=== Begin Enclosure ===
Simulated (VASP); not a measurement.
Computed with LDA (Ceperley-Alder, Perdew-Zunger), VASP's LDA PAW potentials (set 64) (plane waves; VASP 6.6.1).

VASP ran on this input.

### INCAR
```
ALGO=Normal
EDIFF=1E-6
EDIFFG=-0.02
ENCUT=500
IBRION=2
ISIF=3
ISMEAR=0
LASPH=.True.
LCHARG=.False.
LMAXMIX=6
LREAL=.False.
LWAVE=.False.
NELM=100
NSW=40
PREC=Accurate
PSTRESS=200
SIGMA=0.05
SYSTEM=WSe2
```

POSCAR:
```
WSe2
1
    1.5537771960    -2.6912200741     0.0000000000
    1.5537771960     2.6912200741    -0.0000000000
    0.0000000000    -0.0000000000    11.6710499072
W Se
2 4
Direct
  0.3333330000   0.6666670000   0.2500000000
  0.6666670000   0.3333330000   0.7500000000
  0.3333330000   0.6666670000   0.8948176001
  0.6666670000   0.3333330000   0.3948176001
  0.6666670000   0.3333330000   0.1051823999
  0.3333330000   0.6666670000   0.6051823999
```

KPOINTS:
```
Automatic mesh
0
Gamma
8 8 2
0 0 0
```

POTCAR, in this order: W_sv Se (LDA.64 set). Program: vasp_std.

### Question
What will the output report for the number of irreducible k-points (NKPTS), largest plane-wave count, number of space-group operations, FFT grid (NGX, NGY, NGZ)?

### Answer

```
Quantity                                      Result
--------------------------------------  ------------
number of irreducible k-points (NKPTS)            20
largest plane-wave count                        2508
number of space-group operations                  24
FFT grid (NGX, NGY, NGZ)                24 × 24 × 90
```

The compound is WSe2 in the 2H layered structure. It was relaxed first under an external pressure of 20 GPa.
=== End Enclosure ===

* Brief *
The line with "### Question" is the last to include; transcribe exactly every line from the top of the material above down to it.

* Your response *
Simulated (VASP); not a measurement.
Computed with LDA (Ceperley-Alder, Perdew-Zunger), VASP's LDA PAW potentials (set 64) (plane waves; VASP 6.6.1).

VASP ran on this input.

### INCAR
```
ALGO=Normal
EDIFF=1E-6
EDIFFG=-0.02
ENCUT=500
IBRION=2
ISIF=3
ISMEAR=0
LASPH=.True.
LCHARG=.False.
LMAXMIX=6
LREAL=.False.
LWAVE=.False.
NELM=100
NSW=40
PREC=Accurate
PSTRESS=200
SIGMA=0.05
SYSTEM=WSe2
```

POSCAR:
```
WSe2
1
    1.5537771960    -2.6912200741     0.0000000000
    1.5537771960     2.6912200741    -0.0000000000
    0.0000000000    -0.0000000000    11.6710499072
W Se
2 4
Direct
  0.3333330000   0.6666670000   0.2500000000
  0.6666670000   0.3333330000   0.7500000000
  0.3333330000   0.6666670000   0.8948176001
  0.6666670000   0.3333330000   0.3948176001
  0.6666670000   0.3333330000   0.1051823999
  0.3333330000   0.6666670000   0.6051823999
```

KPOINTS:
```
Automatic mesh
0
Gamma
8 8 2
0 0 0
```

POTCAR, in this order: W_sv Se (LDA.64 set). Program: vasp_std.

### Question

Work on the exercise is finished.